#### Listed records:
•••

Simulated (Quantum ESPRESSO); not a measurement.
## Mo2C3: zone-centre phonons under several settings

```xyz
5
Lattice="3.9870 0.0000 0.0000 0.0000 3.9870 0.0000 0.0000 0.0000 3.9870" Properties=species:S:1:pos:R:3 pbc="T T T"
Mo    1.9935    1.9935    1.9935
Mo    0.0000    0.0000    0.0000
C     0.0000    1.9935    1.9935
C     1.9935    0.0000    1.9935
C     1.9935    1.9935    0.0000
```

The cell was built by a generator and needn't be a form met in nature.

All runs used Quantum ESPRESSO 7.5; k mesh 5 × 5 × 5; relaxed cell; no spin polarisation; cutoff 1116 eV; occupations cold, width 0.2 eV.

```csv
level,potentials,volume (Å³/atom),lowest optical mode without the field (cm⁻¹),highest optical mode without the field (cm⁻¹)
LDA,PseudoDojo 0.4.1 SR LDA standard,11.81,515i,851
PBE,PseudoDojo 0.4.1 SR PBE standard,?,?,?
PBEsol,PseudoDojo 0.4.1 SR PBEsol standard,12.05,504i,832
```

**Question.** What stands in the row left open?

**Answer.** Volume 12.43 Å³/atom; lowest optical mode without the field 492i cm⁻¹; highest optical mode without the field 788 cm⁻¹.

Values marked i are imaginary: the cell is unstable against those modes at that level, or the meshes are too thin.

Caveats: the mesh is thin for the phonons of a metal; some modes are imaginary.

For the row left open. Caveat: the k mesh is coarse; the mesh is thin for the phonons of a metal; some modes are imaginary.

•••

#### Brief:
Exact duplication is required for the lines above, from the line that contains "field 788 cm⁻¹." to the line that contains "Caveats: the mesh", inclusive; omit all others.

#### Written reply:
**Answer.** Volume 12.43 Å³/atom; lowest optical mode without the field 492i cm⁻¹; highest optical mode without the field 788 cm⁻¹.

Values marked i are imaginary: the cell is unstable against those modes at that level, or the meshes are too thin.

Caveats: the mesh is thin for the phonons of a metal; some modes are imaginary.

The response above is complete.